**Data extract:**
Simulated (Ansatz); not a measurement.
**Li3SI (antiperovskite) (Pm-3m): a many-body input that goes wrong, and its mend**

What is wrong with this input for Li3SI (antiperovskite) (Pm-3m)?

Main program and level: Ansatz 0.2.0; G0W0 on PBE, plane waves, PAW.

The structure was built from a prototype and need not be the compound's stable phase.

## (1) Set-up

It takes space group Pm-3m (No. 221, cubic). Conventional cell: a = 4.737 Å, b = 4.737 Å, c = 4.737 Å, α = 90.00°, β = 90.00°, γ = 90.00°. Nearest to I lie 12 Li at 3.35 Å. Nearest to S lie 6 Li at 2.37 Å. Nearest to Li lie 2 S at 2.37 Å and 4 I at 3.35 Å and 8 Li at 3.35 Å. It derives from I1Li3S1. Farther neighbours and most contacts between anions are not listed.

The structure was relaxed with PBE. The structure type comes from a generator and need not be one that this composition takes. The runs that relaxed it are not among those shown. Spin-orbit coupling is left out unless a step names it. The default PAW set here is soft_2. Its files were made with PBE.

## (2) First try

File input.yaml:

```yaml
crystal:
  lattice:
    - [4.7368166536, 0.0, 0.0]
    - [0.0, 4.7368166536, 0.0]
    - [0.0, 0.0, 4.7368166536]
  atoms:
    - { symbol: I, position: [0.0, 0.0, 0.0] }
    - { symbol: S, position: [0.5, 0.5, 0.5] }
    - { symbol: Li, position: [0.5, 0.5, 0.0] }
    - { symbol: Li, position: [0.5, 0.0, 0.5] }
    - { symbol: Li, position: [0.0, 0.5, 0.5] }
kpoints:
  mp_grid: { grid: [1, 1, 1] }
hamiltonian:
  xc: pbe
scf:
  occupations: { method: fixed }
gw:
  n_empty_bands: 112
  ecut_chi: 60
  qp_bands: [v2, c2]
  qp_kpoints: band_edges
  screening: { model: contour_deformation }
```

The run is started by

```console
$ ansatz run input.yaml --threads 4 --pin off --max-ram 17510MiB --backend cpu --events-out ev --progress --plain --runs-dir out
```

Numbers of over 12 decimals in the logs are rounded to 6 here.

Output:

**Work item:** Beginning at the first line of the records, retype exactly every line up to and including the one with "Numbers of over".

**Answer box:**
Simulated (Ansatz); not a measurement.
**Li3SI (antiperovskite) (Pm-3m): a many-body input that goes wrong, and its mend**

What is wrong with this input for Li3SI (antiperovskite) (Pm-3m)?

Main program and level: Ansatz 0.2.0; G0W0 on PBE, plane waves, PAW.

The structure was built from a prototype and need not be the compound's stable phase.

## (1) Set-up

It takes space group Pm-3m (No. 221, cubic). Conventional cell: a = 4.737 Å, b = 4.737 Å, c = 4.737 Å, α = 90.00°, β = 90.00°, γ = 90.00°. Nearest to I lie 12 Li at 3.35 Å. Nearest to S lie 6 Li at 2.37 Å. Nearest to Li lie 2 S at 2.37 Å and 4 I at 3.35 Å and 8 Li at 3.35 Å. It derives from I1Li3S1. Farther neighbours and most contacts between anions are not listed.

The structure was relaxed with PBE. The structure type comes from a generator and need not be one that this composition takes. The runs that relaxed it are not among those shown. Spin-orbit coupling is left out unless a step names it. The default PAW set here is soft_2. Its files were made with PBE.

## (2) First try

File input.yaml:

```yaml
crystal:
  lattice:
    - [4.7368166536, 0.0, 0.0]
    - [0.0, 4.7368166536, 0.0]
    - [0.0, 0.0, 4.7368166536]
  atoms:
    - { symbol: I, position: [0.0, 0.0, 0.0] }
    - { symbol: S, position: [0.5, 0.5, 0.5] }
    - { symbol: Li, position: [0.5, 0.5, 0.0] }
    - { symbol: Li, position: [0.5, 0.0, 0.5] }
    - { symbol: Li, position: [0.0, 0.5, 0.5] }
kpoints:
  mp_grid: { grid: [1, 1, 1] }
hamiltonian:
  xc: pbe
scf:
  occupations: { method: fixed }
gw:
  n_empty_bands: 112
  ecut_chi: 60
  qp_bands: [v2, c2]
  qp_kpoints: band_edges
  screening: { model: contour_deformation }
```

The run is started by

```console
$ ansatz run input.yaml --threads 4 --pin off --max-ram 17510MiB --backend cpu --events-out ev --progress --plain --runs-dir out
```

Numbers of over 12 decimals in the logs are rounded to 6 here.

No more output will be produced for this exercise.